### ASSIGNMENT
Every line from the start of the records below to the line containing "All numbers below" should be retyped exactly, that line included, and no others.

------------------------------------------------------------

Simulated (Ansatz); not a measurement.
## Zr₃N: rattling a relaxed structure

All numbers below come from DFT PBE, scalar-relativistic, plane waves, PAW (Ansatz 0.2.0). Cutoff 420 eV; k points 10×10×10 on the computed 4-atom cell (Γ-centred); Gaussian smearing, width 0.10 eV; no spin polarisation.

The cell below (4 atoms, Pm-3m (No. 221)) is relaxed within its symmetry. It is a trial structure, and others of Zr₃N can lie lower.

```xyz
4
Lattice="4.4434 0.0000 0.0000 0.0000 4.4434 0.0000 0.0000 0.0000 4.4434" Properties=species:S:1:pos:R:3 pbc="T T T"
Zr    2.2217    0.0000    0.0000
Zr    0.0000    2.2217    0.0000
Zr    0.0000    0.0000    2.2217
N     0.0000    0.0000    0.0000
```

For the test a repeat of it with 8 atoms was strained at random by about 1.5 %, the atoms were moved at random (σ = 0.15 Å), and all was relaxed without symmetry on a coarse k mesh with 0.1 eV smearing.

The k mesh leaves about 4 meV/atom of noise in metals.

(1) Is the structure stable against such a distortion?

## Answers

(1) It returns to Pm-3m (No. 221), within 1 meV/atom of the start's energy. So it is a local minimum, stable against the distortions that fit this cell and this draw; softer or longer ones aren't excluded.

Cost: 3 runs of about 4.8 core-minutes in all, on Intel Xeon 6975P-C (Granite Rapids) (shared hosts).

------------------------------------------------------------

### TASK OUTPUT
Simulated (Ansatz); not a measurement.
## Zr₃N: rattling a relaxed structure

All numbers below come from DFT PBE, scalar-relativistic, plane waves, PAW (Ansatz 0.2.0). Cutoff 420 eV; k points 10×10×10 on the computed 4-atom cell (Γ-centred); Gaussian smearing, width 0.10 eV; no spin polarisation.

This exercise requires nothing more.